- [Brief] Would you print the material exactly, starting at its first line and ending at the line holding "## Step 1: Starting point"?

- [Data provided]
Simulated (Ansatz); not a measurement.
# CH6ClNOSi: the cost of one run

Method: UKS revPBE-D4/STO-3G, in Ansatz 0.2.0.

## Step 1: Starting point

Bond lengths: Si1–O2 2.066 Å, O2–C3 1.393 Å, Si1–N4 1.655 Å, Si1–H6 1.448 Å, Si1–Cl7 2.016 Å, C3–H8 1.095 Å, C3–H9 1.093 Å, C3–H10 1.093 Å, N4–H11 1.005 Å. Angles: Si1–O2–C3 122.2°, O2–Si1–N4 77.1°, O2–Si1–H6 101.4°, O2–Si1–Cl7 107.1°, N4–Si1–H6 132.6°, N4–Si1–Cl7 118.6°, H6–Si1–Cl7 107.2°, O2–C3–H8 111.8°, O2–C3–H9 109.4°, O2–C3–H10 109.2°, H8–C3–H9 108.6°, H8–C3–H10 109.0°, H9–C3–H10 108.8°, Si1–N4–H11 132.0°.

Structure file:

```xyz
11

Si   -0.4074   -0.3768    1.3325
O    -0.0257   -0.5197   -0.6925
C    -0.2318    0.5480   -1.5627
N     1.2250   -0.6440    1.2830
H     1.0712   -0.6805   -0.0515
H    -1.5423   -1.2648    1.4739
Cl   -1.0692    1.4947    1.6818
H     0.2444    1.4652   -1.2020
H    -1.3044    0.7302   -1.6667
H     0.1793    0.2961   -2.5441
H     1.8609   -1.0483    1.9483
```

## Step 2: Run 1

- [Exercise answer]
Simulated (Ansatz); not a measurement.
# CH6ClNOSi: the cost of one run

Method: UKS revPBE-D4/STO-3G, in Ansatz 0.2.0.

## Step 1: Starting point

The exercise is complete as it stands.